--*--

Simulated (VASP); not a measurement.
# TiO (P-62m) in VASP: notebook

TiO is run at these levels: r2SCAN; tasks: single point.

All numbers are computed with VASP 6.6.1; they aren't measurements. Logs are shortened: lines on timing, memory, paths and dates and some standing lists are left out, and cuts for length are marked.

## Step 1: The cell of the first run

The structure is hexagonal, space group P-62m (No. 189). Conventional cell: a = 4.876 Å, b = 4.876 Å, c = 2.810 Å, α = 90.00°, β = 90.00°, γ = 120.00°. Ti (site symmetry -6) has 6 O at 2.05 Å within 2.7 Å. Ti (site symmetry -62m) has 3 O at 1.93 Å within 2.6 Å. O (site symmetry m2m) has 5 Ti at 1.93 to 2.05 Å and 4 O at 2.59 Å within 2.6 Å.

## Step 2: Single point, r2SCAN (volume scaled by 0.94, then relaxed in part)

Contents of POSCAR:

--*--

» **TASK ITEM**
Your response should be the lines above from the first to the one containing "## Step 2: Single", inclusive, each given exactly.

» **PROBLEM SOLUTION**
Simulated (VASP); not a measurement.
# TiO (P-62m) in VASP: notebook

TiO is run at these levels: r2SCAN; tasks: single point.

All numbers are computed with VASP 6.6.1; they aren't measurements. Logs are shortened: lines on timing, memory, paths and dates and some standing lists are left out, and cuts for length are marked.

## Step 1: The cell of the first run

The structure is hexagonal, space group P-62m (No. 189). Conventional cell: a = 4.876 Å, b = 4.876 Å, c = 2.810 Å, α = 90.00°, β = 90.00°, γ = 120.00°. Ti (site symmetry -6) has 6 O at 2.05 Å within 2.7 Å. Ti (site symmetry -62m) has 3 O at 1.93 Å within 2.6 Å. O (site symmetry m2m) has 5 Ti at 1.93 to 2.05 Å and 4 O at 2.59 Å within 2.6 Å.

## Step 2: Single point, r2SCAN (volume scaled by 0.94, then relaxed in part)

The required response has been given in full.